(EXCERPTED RECORDS begins)

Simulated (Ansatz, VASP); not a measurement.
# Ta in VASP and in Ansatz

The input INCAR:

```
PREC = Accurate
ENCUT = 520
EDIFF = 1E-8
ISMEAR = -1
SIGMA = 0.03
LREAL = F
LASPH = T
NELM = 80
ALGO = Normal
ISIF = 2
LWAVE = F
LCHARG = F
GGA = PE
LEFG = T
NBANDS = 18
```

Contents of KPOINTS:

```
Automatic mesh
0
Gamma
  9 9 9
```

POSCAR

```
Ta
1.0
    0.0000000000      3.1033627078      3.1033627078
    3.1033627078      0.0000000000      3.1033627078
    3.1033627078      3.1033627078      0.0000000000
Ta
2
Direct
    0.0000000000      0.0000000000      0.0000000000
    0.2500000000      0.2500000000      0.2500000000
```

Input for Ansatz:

(EXCERPTED RECORDS ends)

▸ **WORK TASK**
Output the data in full, exactly as it stands.

▸ **WORKED SOLUTION**
Simulated (Ansatz, VASP); not a measurement.
# Ta in VASP and in Ansatz

The input INCAR:

```
PREC = Accurate
ENCUT = 520
EDIFF = 1E-8
ISMEAR = -1
SIGMA = 0.03
LREAL = F
LASPH = T
NELM = 80
ALGO = Normal
ISIF = 2
LWAVE = F
LCHARG = F
GGA = PE
LEFG = T
NBANDS = 18
```

Contents of KPOINTS:

```
Automatic mesh
0
Gamma
  9 9 9
```

POSCAR

```
Ta
1.0
    0.0000000000      3.1033627078      3.1033627078
    3.1033627078      0.0000000000      3.1033627078
    3.1033627078      3.1033627078      0.0000000000
Ta
2
Direct
    0.0000000000      0.0000000000      0.0000000000
    0.2500000000      0.2500000000      0.2500000000
```

Input for Ansatz:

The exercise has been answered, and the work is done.